> _Work order_:
Lines from the beginning of the data below through the one containing "at 2.071 Å." are to be printed exactly as they appear.

Segment Open

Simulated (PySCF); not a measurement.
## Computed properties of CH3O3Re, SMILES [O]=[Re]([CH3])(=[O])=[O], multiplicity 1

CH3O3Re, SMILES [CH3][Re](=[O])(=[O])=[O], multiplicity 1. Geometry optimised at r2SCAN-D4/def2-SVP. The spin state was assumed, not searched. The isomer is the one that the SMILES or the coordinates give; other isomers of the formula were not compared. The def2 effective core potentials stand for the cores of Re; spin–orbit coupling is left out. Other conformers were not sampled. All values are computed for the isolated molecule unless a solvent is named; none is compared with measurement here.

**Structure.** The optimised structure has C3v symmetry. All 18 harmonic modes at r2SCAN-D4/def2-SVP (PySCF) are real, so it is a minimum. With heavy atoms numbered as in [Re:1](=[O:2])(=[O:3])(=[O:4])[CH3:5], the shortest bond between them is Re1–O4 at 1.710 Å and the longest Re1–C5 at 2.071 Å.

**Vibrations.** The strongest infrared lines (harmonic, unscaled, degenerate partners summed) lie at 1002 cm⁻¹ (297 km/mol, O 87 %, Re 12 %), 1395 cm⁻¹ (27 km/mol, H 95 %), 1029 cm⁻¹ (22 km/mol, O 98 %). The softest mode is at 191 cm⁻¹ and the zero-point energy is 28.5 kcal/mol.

Segment Closed

> _Task solution_:
Simulated (PySCF); not a measurement.
## Computed properties of CH3O3Re, SMILES [O]=[Re]([CH3])(=[O])=[O], multiplicity 1

CH3O3Re, SMILES [CH3][Re](=[O])(=[O])=[O], multiplicity 1. Geometry optimised at r2SCAN-D4/def2-SVP. The spin state was assumed, not searched. The isomer is the one that the SMILES or the coordinates give; other isomers of the formula were not compared. The def2 effective core potentials stand for the cores of Re; spin–orbit coupling is left out. Other conformers were not sampled. All values are computed for the isolated molecule unless a solvent is named; none is compared with measurement here.

**Structure.** The optimised structure has C3v symmetry. All 18 harmonic modes at r2SCAN-D4/def2-SVP (PySCF) are real, so it is a minimum. With heavy atoms numbered as in [Re:1](=[O:2])(=[O:3])(=[O:4])[CH3:5], the shortest bond between them is Re1–O4 at 1.710 Å and the longest Re1–C5 at 2.071 Å.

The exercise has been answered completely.